Activity →
Using the entries below, write out the line with "The second cell", the line with "Only quantities that", and every line in between, exactly as each is written.

====
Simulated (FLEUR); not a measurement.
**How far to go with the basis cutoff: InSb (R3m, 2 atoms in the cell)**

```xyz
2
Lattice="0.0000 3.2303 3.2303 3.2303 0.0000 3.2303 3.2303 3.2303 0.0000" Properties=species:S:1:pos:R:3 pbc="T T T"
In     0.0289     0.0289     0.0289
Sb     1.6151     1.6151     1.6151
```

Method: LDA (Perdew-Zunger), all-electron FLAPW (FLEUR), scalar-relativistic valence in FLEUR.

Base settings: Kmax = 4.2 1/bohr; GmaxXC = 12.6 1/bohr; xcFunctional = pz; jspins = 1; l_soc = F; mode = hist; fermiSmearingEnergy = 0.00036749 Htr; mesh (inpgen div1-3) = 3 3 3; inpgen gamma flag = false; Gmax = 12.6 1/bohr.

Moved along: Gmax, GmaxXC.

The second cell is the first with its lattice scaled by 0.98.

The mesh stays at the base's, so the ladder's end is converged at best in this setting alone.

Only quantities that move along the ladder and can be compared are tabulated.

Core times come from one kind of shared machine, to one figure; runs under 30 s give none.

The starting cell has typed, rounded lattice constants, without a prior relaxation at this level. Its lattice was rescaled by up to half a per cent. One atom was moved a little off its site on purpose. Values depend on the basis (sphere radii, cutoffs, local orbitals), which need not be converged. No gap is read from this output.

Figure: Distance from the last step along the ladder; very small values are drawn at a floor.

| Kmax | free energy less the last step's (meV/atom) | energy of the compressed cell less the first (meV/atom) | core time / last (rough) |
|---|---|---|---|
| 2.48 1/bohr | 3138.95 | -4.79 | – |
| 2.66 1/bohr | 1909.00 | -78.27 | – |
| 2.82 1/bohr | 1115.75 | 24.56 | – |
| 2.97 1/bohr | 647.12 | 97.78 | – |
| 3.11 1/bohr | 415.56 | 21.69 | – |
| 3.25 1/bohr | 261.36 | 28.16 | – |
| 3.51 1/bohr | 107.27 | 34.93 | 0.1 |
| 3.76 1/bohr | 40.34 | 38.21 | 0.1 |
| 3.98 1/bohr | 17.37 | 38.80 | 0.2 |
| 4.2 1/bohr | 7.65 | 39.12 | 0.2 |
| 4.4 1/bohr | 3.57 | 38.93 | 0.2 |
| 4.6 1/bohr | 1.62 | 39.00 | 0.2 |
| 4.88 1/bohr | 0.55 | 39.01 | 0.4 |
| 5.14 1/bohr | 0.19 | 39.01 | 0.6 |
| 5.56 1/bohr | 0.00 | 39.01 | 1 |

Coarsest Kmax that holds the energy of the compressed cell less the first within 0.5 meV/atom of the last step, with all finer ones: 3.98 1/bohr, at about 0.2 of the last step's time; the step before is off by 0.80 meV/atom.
====

Response area →
The second cell is the first with its lattice scaled by 0.98.

The mesh stays at the base's, so the ladder's end is converged at best in this setting alone.

Only quantities that move along the ladder and can be compared are tabulated.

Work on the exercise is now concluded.